**Record extracts**.
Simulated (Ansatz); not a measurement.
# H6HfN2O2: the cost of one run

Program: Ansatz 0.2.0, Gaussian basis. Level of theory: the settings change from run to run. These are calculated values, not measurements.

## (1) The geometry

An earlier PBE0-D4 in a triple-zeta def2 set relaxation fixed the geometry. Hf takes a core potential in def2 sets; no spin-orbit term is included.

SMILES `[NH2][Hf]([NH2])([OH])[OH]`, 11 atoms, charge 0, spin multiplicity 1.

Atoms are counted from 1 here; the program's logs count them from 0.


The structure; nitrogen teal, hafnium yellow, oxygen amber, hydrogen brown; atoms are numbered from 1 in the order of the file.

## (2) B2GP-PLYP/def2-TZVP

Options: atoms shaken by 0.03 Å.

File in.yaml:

**Brief**.
Reproduce all the data exactly. Include every line.

**Your response**.
Simulated (Ansatz); not a measurement.
# H6HfN2O2: the cost of one run

Program: Ansatz 0.2.0, Gaussian basis. Level of theory: the settings change from run to run. These are calculated values, not measurements.

## (1) The geometry

An earlier PBE0-D4 in a triple-zeta def2 set relaxation fixed the geometry. Hf takes a core potential in def2 sets; no spin-orbit term is included.

SMILES `[NH2][Hf]([NH2])([OH])[OH]`, 11 atoms, charge 0, spin multiplicity 1.

Atoms are counted from 1 here; the program's logs count them from 0.


The structure; nitrogen teal, hafnium yellow, oxygen amber, hydrogen brown; atoms are numbered from 1 in the order of the file.

## (2) B2GP-PLYP/def2-TZVP

Options: atoms shaken by 0.03 Å.

File in.yaml:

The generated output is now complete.